※

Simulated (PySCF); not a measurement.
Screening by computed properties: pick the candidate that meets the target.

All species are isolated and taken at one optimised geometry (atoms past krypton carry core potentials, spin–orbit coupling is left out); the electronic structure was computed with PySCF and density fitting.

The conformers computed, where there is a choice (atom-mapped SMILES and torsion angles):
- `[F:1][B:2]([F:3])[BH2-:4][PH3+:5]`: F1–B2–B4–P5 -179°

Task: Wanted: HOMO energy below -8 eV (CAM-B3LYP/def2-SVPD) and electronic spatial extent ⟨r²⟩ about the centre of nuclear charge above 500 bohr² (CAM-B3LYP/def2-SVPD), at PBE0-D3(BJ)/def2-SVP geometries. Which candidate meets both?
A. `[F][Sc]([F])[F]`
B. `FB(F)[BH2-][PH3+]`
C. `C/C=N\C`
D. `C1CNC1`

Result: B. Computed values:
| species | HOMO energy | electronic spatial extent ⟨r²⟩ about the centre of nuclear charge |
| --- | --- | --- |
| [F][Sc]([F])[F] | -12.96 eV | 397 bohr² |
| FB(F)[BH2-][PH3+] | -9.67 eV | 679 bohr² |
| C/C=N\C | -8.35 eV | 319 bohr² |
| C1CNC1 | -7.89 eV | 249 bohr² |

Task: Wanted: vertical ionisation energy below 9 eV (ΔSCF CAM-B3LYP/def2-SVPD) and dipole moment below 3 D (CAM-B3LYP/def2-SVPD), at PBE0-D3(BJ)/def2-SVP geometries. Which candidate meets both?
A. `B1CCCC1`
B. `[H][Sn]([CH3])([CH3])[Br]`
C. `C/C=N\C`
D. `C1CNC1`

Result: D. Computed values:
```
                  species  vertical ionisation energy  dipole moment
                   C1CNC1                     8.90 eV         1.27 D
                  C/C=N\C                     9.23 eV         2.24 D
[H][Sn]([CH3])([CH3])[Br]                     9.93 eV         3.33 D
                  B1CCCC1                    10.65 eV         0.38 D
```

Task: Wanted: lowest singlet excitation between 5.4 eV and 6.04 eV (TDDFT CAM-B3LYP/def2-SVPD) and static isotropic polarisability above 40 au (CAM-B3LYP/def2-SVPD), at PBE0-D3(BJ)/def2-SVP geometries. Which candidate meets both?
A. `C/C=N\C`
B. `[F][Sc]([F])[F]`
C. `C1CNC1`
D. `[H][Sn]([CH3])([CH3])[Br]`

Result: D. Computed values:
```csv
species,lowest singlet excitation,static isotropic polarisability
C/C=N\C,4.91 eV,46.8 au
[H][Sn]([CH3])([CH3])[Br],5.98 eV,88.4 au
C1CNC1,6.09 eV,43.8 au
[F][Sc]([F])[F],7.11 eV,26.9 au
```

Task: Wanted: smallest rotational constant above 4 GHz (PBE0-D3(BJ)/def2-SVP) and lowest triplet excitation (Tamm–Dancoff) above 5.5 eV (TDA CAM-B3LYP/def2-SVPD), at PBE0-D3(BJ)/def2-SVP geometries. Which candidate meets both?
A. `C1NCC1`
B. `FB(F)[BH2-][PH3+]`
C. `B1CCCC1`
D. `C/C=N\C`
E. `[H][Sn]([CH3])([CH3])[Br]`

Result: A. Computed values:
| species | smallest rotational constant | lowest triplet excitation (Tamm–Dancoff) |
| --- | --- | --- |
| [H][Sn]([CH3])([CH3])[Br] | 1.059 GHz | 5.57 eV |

※

» **EXERCISE**
Set down again, word for word, the stretch of records from the line with "679 bohr² |" to the line with "Result: A. Computed", both of those lines included.

» **ANSWER SPACE**
| FB(F)[BH2-][PH3+] | -9.67 eV | 679 bohr² |
| C/C=N\C | -8.35 eV | 319 bohr² |
| C1CNC1 | -7.89 eV | 249 bohr² |

Task: Wanted: vertical ionisation energy below 9 eV (ΔSCF CAM-B3LYP/def2-SVPD) and dipole moment below 3 D (CAM-B3LYP/def2-SVPD), at PBE0-D3(BJ)/def2-SVP geometries. Which candidate meets both?
A. `B1CCCC1`
B. `[H][Sn]([CH3])([CH3])[Br]`
C. `C/C=N\C`
D. `C1CNC1`

Result: D. Computed values:
```
                  species  vertical ionisation energy  dipole moment
                   C1CNC1                     8.90 eV         1.27 D
                  C/C=N\C                     9.23 eV         2.24 D
[H][Sn]([CH3])([CH3])[Br]                     9.93 eV         3.33 D
                  B1CCCC1                    10.65 eV         0.38 D
```

Task: Wanted: lowest singlet excitation between 5.4 eV and 6.04 eV (TDDFT CAM-B3LYP/def2-SVPD) and static isotropic polarisability above 40 au (CAM-B3LYP/def2-SVPD), at PBE0-D3(BJ)/def2-SVP geometries. Which candidate meets both?
A. `C/C=N\C`
B. `[F][Sc]([F])[F]`
C. `C1CNC1`
D. `[H][Sn]([CH3])([CH3])[Br]`

Result: D. Computed values:
```csv
species,lowest singlet excitation,static isotropic polarisability
C/C=N\C,4.91 eV,46.8 au
[H][Sn]([CH3])([CH3])[Br],5.98 eV,88.4 au
C1CNC1,6.09 eV,43.8 au
[F][Sc]([F])[F],7.11 eV,26.9 au
```

Task: Wanted: smallest rotational constant above 4 GHz (PBE0-D3(BJ)/def2-SVP) and lowest triplet excitation (Tamm–Dancoff) above 5.5 eV (TDA CAM-B3LYP/def2-SVPD), at PBE0-D3(BJ)/def2-SVP geometries. Which candidate meets both?
A. `C1NCC1`
B. `FB(F)[BH2-][PH3+]`
C. `B1CCCC1`
D. `C/C=N\C`
E. `[H][Sn]([CH3])([CH3])[Br]`

Result: A. Computed values:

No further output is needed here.